Every record shown below should be duplicated exactly.

— GIVEN ENTRIES —
- - - - - - -

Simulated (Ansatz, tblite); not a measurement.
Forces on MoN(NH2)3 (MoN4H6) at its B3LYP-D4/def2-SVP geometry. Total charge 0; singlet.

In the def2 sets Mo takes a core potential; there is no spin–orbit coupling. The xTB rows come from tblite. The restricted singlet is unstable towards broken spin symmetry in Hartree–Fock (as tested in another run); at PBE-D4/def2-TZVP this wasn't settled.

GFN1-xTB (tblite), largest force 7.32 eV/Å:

- - - - - - -

— ANSWER SPACE —
Simulated (Ansatz, tblite); not a measurement.
Forces on MoN(NH2)3 (MoN4H6) at its B3LYP-D4/def2-SVP geometry. Total charge 0; singlet.

In the def2 sets Mo takes a core potential; there is no spin–orbit coupling. The xTB rows come from tblite. The restricted singlet is unstable towards broken spin symmetry in Hartree–Fock (as tested in another run); at PBE-D4/def2-TZVP this wasn't settled.

GFN1-xTB (tblite), largest force 7.32 eV/Å:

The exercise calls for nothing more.